.....

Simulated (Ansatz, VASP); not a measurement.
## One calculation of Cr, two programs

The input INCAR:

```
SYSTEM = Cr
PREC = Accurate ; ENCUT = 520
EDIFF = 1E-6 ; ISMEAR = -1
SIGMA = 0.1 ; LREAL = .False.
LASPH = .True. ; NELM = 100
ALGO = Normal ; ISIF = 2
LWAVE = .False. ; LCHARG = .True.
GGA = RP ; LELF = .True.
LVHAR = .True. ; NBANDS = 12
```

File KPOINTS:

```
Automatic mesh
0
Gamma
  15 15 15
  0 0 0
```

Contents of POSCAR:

.....

- Brief -
Write the material out once more so that every line matches the original.

- Your response -
Simulated (Ansatz, VASP); not a measurement.
## One calculation of Cr, two programs

The input INCAR:

```
SYSTEM = Cr
PREC = Accurate ; ENCUT = 520
EDIFF = 1E-6 ; ISMEAR = -1
SIGMA = 0.1 ; LREAL = .False.
LASPH = .True. ; NELM = 100
ALGO = Normal ; ISIF = 2
LWAVE = .False. ; LCHARG = .True.
GGA = RP ; LELF = .True.
LVHAR = .True. ; NBANDS = 12
```

File KPOINTS:

```
Automatic mesh
0
Gamma
  15 15 15
  0 0 0
```

Contents of POSCAR:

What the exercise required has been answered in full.